**EXERCISE**
Working from the records below, repeat exactly the lines starting at the line that contains "## Calculated data, ClGeH, GeH2O2" and ending at the line that contains "All values are calculated", inclusive.

**MATERIAL SUPPLIED**
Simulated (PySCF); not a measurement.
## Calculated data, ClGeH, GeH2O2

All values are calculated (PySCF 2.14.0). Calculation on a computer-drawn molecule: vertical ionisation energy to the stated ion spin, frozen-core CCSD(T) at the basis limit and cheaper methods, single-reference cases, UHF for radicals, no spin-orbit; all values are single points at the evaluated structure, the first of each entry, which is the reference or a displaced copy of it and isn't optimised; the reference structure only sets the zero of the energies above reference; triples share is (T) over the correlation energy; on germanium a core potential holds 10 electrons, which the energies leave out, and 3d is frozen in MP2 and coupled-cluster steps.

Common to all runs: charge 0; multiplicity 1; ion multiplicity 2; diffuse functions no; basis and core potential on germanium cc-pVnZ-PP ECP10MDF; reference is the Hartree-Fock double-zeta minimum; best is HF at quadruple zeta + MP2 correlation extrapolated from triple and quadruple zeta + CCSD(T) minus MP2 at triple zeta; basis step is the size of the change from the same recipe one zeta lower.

**TASK RESULT**
## Calculated data, ClGeH, GeH2O2

All values are calculated (PySCF 2.14.0). Calculation on a computer-drawn molecule: vertical ionisation energy to the stated ion spin, frozen-core CCSD(T) at the basis limit and cheaper methods, single-reference cases, UHF for radicals, no spin-orbit; all values are single points at the evaluated structure, the first of each entry, which is the reference or a displaced copy of it and isn't optimised; the reference structure only sets the zero of the energies above reference; triples share is (T) over the correlation energy; on germanium a core potential holds 10 electrons, which the energies leave out, and 3d is frozen in MP2 and coupled-cluster steps.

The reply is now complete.